━━━━

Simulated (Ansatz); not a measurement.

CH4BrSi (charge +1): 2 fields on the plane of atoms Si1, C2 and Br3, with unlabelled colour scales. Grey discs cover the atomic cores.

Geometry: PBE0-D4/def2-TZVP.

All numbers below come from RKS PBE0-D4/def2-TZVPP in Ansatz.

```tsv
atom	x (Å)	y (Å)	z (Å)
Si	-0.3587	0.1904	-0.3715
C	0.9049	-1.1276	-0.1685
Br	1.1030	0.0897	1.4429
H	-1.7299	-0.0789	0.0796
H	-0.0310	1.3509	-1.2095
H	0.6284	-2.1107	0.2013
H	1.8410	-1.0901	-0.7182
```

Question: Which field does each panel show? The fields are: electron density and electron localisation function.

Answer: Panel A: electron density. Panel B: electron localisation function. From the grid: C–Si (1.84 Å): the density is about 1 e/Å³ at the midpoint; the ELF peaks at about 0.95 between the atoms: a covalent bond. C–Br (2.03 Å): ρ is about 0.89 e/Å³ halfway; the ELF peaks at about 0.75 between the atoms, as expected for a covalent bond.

━━━━

*Assignment:*
A word-for-word copy of the entries, from the first line through the line containing "Question: Which field", is the whole answer.

*Answer section:*
Simulated (Ansatz); not a measurement.

CH4BrSi (charge +1): 2 fields on the plane of atoms Si1, C2 and Br3, with unlabelled colour scales. Grey discs cover the atomic cores.

Geometry: PBE0-D4/def2-TZVP.

All numbers below come from RKS PBE0-D4/def2-TZVPP in Ansatz.

```tsv
atom	x (Å)	y (Å)	z (Å)
Si	-0.3587	0.1904	-0.3715
C	0.9049	-1.1276	-0.1685
Br	1.1030	0.0897	1.4429
H	-1.7299	-0.0789	0.0796
H	-0.0310	1.3509	-1.2095
H	0.6284	-2.1107	0.2013
H	1.8410	-1.0901	-0.7182
```

Question: Which field does each panel show? The fields are: electron density and electron localisation function.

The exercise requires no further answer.